Activity
Go through the data from its first line and retype each line, stopping once the line containing "E(alpha) = E0" has been retyped.

━━━ Recorded information ━━━
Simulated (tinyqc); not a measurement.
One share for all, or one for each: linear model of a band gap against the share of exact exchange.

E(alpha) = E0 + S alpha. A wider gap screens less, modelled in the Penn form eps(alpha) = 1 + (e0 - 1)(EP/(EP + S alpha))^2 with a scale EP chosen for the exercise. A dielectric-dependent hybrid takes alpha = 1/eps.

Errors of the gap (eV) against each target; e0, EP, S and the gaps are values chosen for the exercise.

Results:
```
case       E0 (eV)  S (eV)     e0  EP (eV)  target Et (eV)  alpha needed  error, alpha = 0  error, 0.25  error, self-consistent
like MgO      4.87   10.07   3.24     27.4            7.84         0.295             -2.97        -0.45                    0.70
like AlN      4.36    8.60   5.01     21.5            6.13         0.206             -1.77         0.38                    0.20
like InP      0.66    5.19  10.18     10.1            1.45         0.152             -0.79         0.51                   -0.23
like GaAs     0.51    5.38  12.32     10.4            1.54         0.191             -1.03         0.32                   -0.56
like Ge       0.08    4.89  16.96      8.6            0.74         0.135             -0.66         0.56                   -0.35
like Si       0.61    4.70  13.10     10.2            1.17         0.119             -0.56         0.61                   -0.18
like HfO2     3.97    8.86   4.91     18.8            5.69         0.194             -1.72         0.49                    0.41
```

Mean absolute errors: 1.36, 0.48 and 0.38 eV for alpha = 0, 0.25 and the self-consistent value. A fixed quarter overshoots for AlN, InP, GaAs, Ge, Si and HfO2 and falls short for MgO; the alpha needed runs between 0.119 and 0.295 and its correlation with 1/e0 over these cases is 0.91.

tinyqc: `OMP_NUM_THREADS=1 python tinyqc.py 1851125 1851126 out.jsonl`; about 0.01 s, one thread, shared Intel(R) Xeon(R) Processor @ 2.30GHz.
━━━

Expected answer
Simulated (tinyqc); not a measurement.
One share for all, or one for each: linear model of a band gap against the share of exact exchange.

E(alpha) = E0 + S alpha. A wider gap screens less, modelled in the Penn form eps(alpha) = 1 + (e0 - 1)(EP/(EP + S alpha))^2 with a scale EP chosen for the exercise. A dielectric-dependent hybrid takes alpha = 1/eps.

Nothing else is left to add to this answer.